# Assignment
You are asked to write out the entries exactly as they are given.

── Input data ──
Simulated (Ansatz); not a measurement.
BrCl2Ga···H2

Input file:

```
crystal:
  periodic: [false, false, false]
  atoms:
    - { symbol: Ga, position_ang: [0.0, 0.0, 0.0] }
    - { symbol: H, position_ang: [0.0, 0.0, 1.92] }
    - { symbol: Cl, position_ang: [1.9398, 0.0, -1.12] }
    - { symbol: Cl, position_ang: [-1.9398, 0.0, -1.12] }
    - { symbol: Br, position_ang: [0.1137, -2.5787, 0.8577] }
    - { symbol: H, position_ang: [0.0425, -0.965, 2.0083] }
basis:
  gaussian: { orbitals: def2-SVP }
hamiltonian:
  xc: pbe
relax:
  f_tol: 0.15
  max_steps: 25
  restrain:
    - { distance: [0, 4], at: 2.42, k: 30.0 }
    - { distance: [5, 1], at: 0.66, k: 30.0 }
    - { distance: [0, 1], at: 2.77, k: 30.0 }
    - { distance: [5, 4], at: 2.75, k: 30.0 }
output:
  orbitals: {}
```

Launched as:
───

# Worked solution
Simulated (Ansatz); not a measurement.
BrCl2Ga···H2

Input file:

```
crystal:
  periodic: [false, false, false]
  atoms:
    - { symbol: Ga, position_ang: [0.0, 0.0, 0.0] }
    - { symbol: H, position_ang: [0.0, 0.0, 1.92] }
    - { symbol: Cl, position_ang: [1.9398, 0.0, -1.12] }
    - { symbol: Cl, position_ang: [-1.9398, 0.0, -1.12] }
    - { symbol: Br, position_ang: [0.1137, -2.5787, 0.8577] }
    - { symbol: H, position_ang: [0.0425, -0.965, 2.0083] }
basis:
  gaussian: { orbitals: def2-SVP }
hamiltonian:
  xc: pbe
relax:
  f_tol: 0.15
  max_steps: 25
  restrain:
    - { distance: [0, 4], at: 2.42, k: 30.0 }
    - { distance: [5, 1], at: 0.66, k: 30.0 }
    - { distance: [0, 1], at: 2.77, k: 30.0 }
    - { distance: [5, 4], at: 2.75, k: 30.0 }
output:
  orbitals: {}
```

Launched as:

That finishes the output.